### MATERIAL PROVIDED
%%
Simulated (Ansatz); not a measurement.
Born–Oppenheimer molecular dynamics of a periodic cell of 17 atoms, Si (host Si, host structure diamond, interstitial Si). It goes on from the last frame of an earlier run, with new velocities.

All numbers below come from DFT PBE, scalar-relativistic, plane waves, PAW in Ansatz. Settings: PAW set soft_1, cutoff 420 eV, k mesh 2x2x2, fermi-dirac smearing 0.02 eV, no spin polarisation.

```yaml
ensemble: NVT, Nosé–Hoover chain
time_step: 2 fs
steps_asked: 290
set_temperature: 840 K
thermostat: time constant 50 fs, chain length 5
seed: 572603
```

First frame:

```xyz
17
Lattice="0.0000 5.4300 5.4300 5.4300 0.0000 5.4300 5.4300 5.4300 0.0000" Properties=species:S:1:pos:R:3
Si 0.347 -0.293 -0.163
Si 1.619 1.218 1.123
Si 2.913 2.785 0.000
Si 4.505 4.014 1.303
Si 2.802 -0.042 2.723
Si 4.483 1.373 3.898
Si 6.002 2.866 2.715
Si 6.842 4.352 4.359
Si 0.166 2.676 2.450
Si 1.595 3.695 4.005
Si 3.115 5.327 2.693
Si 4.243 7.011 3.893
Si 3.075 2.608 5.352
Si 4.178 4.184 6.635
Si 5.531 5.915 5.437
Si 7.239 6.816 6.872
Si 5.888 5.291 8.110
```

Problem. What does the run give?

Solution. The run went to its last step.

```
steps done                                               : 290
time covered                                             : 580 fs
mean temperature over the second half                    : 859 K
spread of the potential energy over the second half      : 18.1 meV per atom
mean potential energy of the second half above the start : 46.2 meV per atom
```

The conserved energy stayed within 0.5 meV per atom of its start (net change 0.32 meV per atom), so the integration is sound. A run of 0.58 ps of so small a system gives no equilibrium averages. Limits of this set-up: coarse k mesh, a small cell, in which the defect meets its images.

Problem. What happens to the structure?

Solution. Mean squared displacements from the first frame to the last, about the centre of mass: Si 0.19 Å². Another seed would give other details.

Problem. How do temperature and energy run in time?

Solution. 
%%

### WORK REQUEST
From the first line of the records above down to the line containing "Born–Oppenheimer molecular dynamics", repeat each line exactly as written. Include both of those lines and add nothing.

### ANSWER BOX
Simulated (Ansatz); not a measurement.
Born–Oppenheimer molecular dynamics of a periodic cell of 17 atoms, Si (host Si, host structure diamond, interstitial Si). It goes on from the last frame of an earlier run, with new velocities.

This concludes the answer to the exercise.